BRIEF: Output all the entries below. Each must match exactly.

EXTRACTED INFORMATION:
'''

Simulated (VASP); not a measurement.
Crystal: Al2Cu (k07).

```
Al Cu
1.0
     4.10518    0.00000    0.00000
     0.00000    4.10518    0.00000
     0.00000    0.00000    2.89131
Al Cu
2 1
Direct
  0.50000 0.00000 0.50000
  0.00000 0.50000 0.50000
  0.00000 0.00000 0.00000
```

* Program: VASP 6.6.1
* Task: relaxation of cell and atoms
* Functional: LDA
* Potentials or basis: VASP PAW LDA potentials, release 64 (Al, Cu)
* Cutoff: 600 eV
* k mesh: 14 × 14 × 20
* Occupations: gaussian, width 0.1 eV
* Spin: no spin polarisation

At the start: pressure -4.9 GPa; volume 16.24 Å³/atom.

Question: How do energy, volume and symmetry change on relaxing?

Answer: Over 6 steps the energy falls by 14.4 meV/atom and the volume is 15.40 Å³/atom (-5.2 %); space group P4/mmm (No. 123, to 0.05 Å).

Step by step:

'''

WRITTEN SOLUTION:
Simulated (VASP); not a measurement.
Crystal: Al2Cu (k07).

```
Al Cu
1.0
     4.10518    0.00000    0.00000
     0.00000    4.10518    0.00000
     0.00000    0.00000    2.89131
Al Cu
2 1
Direct
  0.50000 0.00000 0.50000
  0.00000 0.50000 0.50000
  0.00000 0.00000 0.00000
```

* Program: VASP 6.6.1
* Task: relaxation of cell and atoms
* Functional: LDA
* Potentials or basis: VASP PAW LDA potentials, release 64 (Al, Cu)
* Cutoff: 600 eV
* k mesh: 14 × 14 × 20
* Occupations: gaussian, width 0.1 eV
* Spin: no spin polarisation

At the start: pressure -4.9 GPa; volume 16.24 Å³/atom.

Question: How do energy, volume and symmetry change on relaxing?

Answer: Over 6 steps the energy falls by 14.4 meV/atom and the volume is 15.40 Å³/atom (-5.2 %); space group P4/mmm (No. 123, to 0.05 Å).

Step by step:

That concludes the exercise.